=== Requirement ===
In the entries below, find the line containing "Band structure of" and the line containing "Answer: It has". Copy those two lines and everything between them exactly, and only that.

◇ ◇ ◇ ◇ ◇ ◇ ◇

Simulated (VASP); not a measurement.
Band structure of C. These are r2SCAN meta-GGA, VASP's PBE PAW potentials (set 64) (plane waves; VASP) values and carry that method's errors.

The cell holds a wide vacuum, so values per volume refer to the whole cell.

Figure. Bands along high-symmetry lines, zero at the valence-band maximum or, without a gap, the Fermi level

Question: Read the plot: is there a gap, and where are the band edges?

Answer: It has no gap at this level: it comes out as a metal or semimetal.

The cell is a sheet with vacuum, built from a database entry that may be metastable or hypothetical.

◇ ◇ ◇ ◇ ◇ ◇ ◇

=== Written reply ===
Band structure of C. These are r2SCAN meta-GGA, VASP's PBE PAW potentials (set 64) (plane waves; VASP) values and carry that method's errors.

The cell holds a wide vacuum, so values per volume refer to the whole cell.

Figure. Bands along high-symmetry lines, zero at the valence-band maximum or, without a gap, the Fermi level

Question: Read the plot: is there a gap, and where are the band edges?

Answer: It has no gap at this level: it comes out as a metal or semimetal.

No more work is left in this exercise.